▸ Task item
Write out the data below exactly, beginning with the first line and ending once the line that has "VASP | Ansatz |" is written.

▸ Information shown
[Start of Attachment]

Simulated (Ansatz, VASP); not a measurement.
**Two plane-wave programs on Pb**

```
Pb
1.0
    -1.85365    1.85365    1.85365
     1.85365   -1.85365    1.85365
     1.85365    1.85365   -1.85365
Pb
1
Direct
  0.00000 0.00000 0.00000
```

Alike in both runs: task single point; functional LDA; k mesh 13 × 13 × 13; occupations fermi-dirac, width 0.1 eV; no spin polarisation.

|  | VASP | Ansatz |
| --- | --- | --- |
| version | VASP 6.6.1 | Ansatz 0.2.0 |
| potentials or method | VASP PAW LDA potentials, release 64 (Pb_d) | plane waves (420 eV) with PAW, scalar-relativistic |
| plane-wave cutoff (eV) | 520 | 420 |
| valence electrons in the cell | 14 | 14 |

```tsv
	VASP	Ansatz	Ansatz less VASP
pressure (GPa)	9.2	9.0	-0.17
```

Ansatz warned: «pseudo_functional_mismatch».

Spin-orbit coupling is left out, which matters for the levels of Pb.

[End of Attachment]

▸ Response
Simulated (Ansatz, VASP); not a measurement.
**Two plane-wave programs on Pb**

```
Pb
1.0
    -1.85365    1.85365    1.85365
     1.85365   -1.85365    1.85365
     1.85365    1.85365   -1.85365
Pb
1
Direct
  0.00000 0.00000 0.00000
```

Alike in both runs: task single point; functional LDA; k mesh 13 × 13 × 13; occupations fermi-dirac, width 0.1 eV; no spin polarisation.

|  | VASP | Ansatz |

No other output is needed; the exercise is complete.